• **Record excerpts**
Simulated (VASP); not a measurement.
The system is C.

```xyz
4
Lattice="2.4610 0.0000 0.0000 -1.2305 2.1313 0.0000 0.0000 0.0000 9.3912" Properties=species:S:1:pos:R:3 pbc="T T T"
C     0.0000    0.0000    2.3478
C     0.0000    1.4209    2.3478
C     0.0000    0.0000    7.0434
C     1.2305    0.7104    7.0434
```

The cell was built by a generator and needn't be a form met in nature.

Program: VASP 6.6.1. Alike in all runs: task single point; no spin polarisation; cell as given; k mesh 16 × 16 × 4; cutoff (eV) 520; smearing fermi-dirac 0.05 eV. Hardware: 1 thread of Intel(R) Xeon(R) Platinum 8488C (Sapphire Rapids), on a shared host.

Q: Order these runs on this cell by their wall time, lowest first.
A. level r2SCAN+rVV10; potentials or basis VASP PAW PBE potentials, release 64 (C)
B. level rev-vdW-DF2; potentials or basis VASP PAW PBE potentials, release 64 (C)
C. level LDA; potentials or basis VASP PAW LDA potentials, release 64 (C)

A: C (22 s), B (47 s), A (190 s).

• **Task item**
All lines from the beginning of the material above through the one with "The cell was" need to be returned exactly; please return those and only those.

• **Answer space**
Simulated (VASP); not a measurement.
The system is C.

```xyz
4
Lattice="2.4610 0.0000 0.0000 -1.2305 2.1313 0.0000 0.0000 0.0000 9.3912" Properties=species:S:1:pos:R:3 pbc="T T T"
C     0.0000    0.0000    2.3478
C     0.0000    1.4209    2.3478
C     0.0000    0.0000    7.0434
C     1.2305    0.7104    7.0434
```

The cell was built by a generator and needn't be a form met in nature.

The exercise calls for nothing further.